- [Data shown]:
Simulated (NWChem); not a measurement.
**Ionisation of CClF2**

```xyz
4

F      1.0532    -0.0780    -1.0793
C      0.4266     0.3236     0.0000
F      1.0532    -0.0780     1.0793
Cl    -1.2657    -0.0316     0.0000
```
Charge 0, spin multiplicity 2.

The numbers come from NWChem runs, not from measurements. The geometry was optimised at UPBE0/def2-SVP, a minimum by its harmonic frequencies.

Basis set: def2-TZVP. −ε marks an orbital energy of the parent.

- [Assignment]: Repeat the listing above exactly, line for line.

- [Exercise response]:
Simulated (NWChem); not a measurement.
**Ionisation of CClF2**

```xyz
4

F      1.0532    -0.0780    -1.0793
C      0.4266     0.3236     0.0000
F      1.0532    -0.0780     1.0793
Cl    -1.2657    -0.0316     0.0000
```
Charge 0, spin multiplicity 2.

The numbers come from NWChem runs, not from measurements. The geometry was optimised at UPBE0/def2-SVP, a minimum by its harmonic frequencies.

Basis set: def2-TZVP. −ε marks an orbital energy of the parent.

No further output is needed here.